| WORK INSTRUCTION |
Reproduce, without any change, the span of lines from the opening of the records below to the line containing "Everything below comes", inclusive.

━━━━━ SUPPLIED MATERIAL ━━━━━

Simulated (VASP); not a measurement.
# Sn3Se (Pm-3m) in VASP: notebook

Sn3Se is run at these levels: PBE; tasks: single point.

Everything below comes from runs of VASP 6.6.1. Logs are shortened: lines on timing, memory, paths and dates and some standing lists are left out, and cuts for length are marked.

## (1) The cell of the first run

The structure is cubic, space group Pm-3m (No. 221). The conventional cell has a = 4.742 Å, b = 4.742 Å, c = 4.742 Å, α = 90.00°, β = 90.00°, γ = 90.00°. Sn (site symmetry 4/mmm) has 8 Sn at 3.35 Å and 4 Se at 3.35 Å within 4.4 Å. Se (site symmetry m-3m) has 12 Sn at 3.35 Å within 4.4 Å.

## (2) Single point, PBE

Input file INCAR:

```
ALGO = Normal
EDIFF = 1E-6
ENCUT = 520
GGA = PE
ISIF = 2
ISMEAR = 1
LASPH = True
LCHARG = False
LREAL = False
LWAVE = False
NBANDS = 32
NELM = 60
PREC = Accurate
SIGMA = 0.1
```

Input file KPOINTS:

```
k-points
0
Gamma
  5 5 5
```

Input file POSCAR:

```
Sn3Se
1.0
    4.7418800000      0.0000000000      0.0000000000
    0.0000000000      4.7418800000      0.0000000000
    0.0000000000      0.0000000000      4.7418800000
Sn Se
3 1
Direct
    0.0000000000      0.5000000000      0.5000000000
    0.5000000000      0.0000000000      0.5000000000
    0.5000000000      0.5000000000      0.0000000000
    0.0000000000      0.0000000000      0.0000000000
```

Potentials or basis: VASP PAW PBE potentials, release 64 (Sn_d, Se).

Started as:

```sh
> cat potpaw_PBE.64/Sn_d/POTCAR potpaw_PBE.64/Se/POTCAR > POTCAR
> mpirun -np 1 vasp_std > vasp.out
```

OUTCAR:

━━━━━

| ANSWER SPACE |
Simulated (VASP); not a measurement.
# Sn3Se (Pm-3m) in VASP: notebook

Sn3Se is run at these levels: PBE; tasks: single point.

Everything below comes from runs of VASP 6.6.1. Logs are shortened: lines on timing, memory, paths and dates and some standing lists are left out, and cuts for length are marked.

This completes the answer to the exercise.